------------------------------------

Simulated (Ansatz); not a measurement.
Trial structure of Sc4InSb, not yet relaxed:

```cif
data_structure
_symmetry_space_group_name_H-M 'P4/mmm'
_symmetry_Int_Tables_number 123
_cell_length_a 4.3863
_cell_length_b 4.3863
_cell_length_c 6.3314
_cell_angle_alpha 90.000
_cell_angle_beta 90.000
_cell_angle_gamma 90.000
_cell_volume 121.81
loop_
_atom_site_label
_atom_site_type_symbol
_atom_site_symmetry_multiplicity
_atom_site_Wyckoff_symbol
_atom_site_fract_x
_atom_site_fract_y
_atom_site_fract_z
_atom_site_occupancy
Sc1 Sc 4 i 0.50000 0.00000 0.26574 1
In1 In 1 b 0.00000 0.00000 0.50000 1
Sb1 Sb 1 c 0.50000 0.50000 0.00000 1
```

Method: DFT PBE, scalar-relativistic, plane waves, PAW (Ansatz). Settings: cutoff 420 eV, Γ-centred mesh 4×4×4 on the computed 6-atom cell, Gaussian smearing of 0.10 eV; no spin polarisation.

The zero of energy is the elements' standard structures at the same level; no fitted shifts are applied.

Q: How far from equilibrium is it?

------------------------------------

**ACTIVITY:**
All of the entries above, written out exactly, make up the reply.

**EXERCISE RESPONSE:**
Simulated (Ansatz); not a measurement.
Trial structure of Sc4InSb, not yet relaxed:

```cif
data_structure
_symmetry_space_group_name_H-M 'P4/mmm'
_symmetry_Int_Tables_number 123
_cell_length_a 4.3863
_cell_length_b 4.3863
_cell_length_c 6.3314
_cell_angle_alpha 90.000
_cell_angle_beta 90.000
_cell_angle_gamma 90.000
_cell_volume 121.81
loop_
_atom_site_label
_atom_site_type_symbol
_atom_site_symmetry_multiplicity
_atom_site_Wyckoff_symbol
_atom_site_fract_x
_atom_site_fract_y
_atom_site_fract_z
_atom_site_occupancy
Sc1 Sc 4 i 0.50000 0.00000 0.26574 1
In1 In 1 b 0.00000 0.00000 0.50000 1
Sb1 Sb 1 c 0.50000 0.50000 0.00000 1
```

Method: DFT PBE, scalar-relativistic, plane waves, PAW (Ansatz). Settings: cutoff 420 eV, Γ-centred mesh 4×4×4 on the computed 6-atom cell, Gaussian smearing of 0.10 eV; no spin polarisation.

The zero of energy is the elements' standard structures at the same level; no fitted shifts are applied.

Q: How far from equilibrium is it?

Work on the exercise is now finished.